====== Dataset excerpts
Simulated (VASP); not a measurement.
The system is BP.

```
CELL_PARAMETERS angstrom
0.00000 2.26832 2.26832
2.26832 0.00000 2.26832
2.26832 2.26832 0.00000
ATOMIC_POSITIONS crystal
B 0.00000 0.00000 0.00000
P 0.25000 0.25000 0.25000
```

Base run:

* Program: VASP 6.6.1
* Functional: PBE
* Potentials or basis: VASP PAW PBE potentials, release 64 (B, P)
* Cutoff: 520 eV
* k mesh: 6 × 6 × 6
============

_Work task_
Copy every entry above word for word.

_Response area_
Simulated (VASP); not a measurement.
The system is BP.

```
CELL_PARAMETERS angstrom
0.00000 2.26832 2.26832
2.26832 0.00000 2.26832
2.26832 2.26832 0.00000
ATOMIC_POSITIONS crystal
B 0.00000 0.00000 0.00000
P 0.25000 0.25000 0.25000
```

Base run:

* Program: VASP 6.6.1
* Functional: PBE
* Potentials or basis: VASP PAW PBE potentials, release 64 (B, P)
* Cutoff: 520 eV
* k mesh: 6 × 6 × 6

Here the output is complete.